——

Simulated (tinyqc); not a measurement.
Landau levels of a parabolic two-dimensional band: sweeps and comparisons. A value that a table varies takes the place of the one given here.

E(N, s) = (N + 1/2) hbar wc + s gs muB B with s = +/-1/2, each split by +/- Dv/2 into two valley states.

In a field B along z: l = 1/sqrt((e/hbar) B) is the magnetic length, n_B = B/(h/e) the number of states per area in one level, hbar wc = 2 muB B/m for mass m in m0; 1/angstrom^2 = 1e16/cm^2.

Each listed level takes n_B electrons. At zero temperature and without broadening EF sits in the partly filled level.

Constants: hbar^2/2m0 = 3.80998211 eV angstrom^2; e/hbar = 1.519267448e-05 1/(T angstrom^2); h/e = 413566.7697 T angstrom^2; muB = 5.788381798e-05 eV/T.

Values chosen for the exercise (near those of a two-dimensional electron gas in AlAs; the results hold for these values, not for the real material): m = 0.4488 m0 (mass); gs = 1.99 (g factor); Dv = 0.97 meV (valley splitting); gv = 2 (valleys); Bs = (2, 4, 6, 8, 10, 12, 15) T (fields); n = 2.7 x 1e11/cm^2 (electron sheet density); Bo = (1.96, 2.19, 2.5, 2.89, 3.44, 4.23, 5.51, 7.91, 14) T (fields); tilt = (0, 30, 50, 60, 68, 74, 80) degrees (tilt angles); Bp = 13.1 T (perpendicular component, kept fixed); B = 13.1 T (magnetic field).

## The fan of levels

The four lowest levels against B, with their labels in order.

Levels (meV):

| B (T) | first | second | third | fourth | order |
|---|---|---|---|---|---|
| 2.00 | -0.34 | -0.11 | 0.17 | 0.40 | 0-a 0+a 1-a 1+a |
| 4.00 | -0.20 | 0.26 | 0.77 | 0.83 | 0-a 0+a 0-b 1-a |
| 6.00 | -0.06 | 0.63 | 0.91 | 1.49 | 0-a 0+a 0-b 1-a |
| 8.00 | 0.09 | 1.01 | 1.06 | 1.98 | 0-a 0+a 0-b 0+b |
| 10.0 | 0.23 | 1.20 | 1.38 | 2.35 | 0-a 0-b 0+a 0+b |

——

_Task item_:
Only one span is wanted. It runs from the first line of the listing through the line with "E(N, s) = (N + 1/2)", and each line must match exactly.

_Exercise response_:
Simulated (tinyqc); not a measurement.
Landau levels of a parabolic two-dimensional band: sweeps and comparisons. A value that a table varies takes the place of the one given here.

E(N, s) = (N + 1/2) hbar wc + s gs muB B with s = +/-1/2, each split by +/- Dv/2 into two valley states.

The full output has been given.